⟨

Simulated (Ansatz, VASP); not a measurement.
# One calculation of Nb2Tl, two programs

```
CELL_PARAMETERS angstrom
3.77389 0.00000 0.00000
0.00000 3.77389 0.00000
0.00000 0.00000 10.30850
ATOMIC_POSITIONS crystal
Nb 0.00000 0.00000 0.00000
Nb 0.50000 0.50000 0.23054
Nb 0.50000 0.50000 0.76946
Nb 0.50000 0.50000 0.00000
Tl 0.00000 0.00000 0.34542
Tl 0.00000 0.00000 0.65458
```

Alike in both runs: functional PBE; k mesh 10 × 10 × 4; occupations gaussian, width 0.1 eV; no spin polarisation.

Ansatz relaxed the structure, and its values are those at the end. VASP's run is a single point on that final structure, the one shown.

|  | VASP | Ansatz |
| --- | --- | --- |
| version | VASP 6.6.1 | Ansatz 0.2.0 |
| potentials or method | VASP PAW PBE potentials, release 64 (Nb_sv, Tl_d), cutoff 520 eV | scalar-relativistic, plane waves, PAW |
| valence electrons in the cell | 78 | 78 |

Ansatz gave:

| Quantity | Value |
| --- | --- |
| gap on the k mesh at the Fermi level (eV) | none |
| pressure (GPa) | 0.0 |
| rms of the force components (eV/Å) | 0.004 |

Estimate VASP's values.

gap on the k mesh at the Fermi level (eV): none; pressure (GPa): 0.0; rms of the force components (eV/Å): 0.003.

⟩

[WORK ITEM] Output the entire listing exactly as written.

[EXERCISE RESULT]
Simulated (Ansatz, VASP); not a measurement.
# One calculation of Nb2Tl, two programs

```
CELL_PARAMETERS angstrom
3.77389 0.00000 0.00000
0.00000 3.77389 0.00000
0.00000 0.00000 10.30850
ATOMIC_POSITIONS crystal
Nb 0.00000 0.00000 0.00000
Nb 0.50000 0.50000 0.23054
Nb 0.50000 0.50000 0.76946
Nb 0.50000 0.50000 0.00000
Tl 0.00000 0.00000 0.34542
Tl 0.00000 0.00000 0.65458
```

Alike in both runs: functional PBE; k mesh 10 × 10 × 4; occupations gaussian, width 0.1 eV; no spin polarisation.

Ansatz relaxed the structure, and its values are those at the end. VASP's run is a single point on that final structure, the one shown.

|  | VASP | Ansatz |
| --- | --- | --- |
| version | VASP 6.6.1 | Ansatz 0.2.0 |
| potentials or method | VASP PAW PBE potentials, release 64 (Nb_sv, Tl_d), cutoff 520 eV | scalar-relativistic, plane waves, PAW |
| valence electrons in the cell | 78 | 78 |

Ansatz gave:

| Quantity | Value |
| --- | --- |
| gap on the k mesh at the Fermi level (eV) | none |
| pressure (GPa) | 0.0 |
| rms of the force components (eV/Å) | 0.004 |

Estimate VASP's values.

gap on the k mesh at the Fermi level (eV): none; pressure (GPa): 0.0; rms of the force components (eV/Å): 0.003.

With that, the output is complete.